Work instruction
Reproduce the data below line by line, from its first line to the line with "C. minimal basis", both included, and nothing past that point.

Extracted records
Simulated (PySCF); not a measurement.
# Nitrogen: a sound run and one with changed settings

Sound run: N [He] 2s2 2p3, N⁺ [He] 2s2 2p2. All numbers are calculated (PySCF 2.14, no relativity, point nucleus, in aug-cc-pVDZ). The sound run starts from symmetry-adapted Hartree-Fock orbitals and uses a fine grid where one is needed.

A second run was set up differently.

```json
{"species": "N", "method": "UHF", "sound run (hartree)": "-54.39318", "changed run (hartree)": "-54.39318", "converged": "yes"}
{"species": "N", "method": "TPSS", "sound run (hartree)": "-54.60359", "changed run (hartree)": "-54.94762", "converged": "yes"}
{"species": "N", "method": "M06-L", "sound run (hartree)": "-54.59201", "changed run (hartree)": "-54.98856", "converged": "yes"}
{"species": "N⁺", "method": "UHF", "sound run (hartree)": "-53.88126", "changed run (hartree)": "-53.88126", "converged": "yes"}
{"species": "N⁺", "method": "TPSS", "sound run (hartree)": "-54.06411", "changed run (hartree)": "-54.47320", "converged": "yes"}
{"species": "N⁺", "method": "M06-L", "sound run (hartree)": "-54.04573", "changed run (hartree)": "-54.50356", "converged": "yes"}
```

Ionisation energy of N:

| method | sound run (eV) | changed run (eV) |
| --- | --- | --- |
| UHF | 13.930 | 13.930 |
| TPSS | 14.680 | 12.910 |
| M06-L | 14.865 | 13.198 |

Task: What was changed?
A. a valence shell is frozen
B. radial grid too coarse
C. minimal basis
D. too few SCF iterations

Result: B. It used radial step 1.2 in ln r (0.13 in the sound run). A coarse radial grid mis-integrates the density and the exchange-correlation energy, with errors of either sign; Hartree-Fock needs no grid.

Answer space
Simulated (PySCF); not a measurement.
# Nitrogen: a sound run and one with changed settings

Sound run: N [He] 2s2 2p3, N⁺ [He] 2s2 2p2. All numbers are calculated (PySCF 2.14, no relativity, point nucleus, in aug-cc-pVDZ). The sound run starts from symmetry-adapted Hartree-Fock orbitals and uses a fine grid where one is needed.

A second run was set up differently.

```json
{"species": "N", "method": "UHF", "sound run (hartree)": "-54.39318", "changed run (hartree)": "-54.39318", "converged": "yes"}
{"species": "N", "method": "TPSS", "sound run (hartree)": "-54.60359", "changed run (hartree)": "-54.94762", "converged": "yes"}
{"species": "N", "method": "M06-L", "sound run (hartree)": "-54.59201", "changed run (hartree)": "-54.98856", "converged": "yes"}
{"species": "N⁺", "method": "UHF", "sound run (hartree)": "-53.88126", "changed run (hartree)": "-53.88126", "converged": "yes"}
{"species": "N⁺", "method": "TPSS", "sound run (hartree)": "-54.06411", "changed run (hartree)": "-54.47320", "converged": "yes"}
{"species": "N⁺", "method": "M06-L", "sound run (hartree)": "-54.04573", "changed run (hartree)": "-54.50356", "converged": "yes"}
```

Ionisation energy of N:

| method | sound run (eV) | changed run (eV) |
| --- | --- | --- |
| UHF | 13.930 | 13.930 |
| TPSS | 14.680 | 12.910 |
| M06-L | 14.865 | 13.198 |

Task: What was changed?
A. a valence shell is frozen
B. radial grid too coarse
C. minimal basis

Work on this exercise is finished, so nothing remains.